=== Begin Enclosure ===

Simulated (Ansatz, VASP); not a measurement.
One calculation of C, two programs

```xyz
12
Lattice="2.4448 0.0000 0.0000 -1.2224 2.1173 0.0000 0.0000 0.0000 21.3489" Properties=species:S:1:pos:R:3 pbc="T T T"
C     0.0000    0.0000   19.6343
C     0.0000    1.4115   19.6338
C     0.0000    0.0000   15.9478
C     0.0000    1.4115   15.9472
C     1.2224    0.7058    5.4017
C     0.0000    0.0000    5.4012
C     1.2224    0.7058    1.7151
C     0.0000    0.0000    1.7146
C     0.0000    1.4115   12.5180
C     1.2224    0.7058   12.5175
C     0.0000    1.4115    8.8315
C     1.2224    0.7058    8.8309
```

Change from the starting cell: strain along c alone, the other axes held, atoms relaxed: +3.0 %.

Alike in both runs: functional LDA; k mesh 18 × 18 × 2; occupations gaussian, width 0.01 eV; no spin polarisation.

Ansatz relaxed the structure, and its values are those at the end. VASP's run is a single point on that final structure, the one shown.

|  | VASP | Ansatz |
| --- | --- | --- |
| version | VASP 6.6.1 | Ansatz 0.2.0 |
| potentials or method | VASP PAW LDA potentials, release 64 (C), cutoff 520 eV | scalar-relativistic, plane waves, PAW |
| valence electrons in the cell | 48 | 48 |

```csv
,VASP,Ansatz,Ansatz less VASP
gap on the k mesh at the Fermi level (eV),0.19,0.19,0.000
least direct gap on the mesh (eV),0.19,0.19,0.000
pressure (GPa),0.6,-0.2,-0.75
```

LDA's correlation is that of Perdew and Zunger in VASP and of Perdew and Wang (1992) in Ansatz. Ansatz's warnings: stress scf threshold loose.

=== End Enclosure ===

- _ACTIVITY_
Quote the listing word for word from its first line through the line in which "Alike in both" appears.

- _RESPONSE BOX_
Simulated (Ansatz, VASP); not a measurement.
One calculation of C, two programs

```xyz
12
Lattice="2.4448 0.0000 0.0000 -1.2224 2.1173 0.0000 0.0000 0.0000 21.3489" Properties=species:S:1:pos:R:3 pbc="T T T"
C     0.0000    0.0000   19.6343
C     0.0000    1.4115   19.6338
C     0.0000    0.0000   15.9478
C     0.0000    1.4115   15.9472
C     1.2224    0.7058    5.4017
C     0.0000    0.0000    5.4012
C     1.2224    0.7058    1.7151
C     0.0000    0.0000    1.7146
C     0.0000    1.4115   12.5180
C     1.2224    0.7058   12.5175
C     0.0000    1.4115    8.8315
C     1.2224    0.7058    8.8309
```

Change from the starting cell: strain along c alone, the other axes held, atoms relaxed: +3.0 %.

Alike in both runs: functional LDA; k mesh 18 × 18 × 2; occupations gaussian, width 0.01 eV; no spin polarisation.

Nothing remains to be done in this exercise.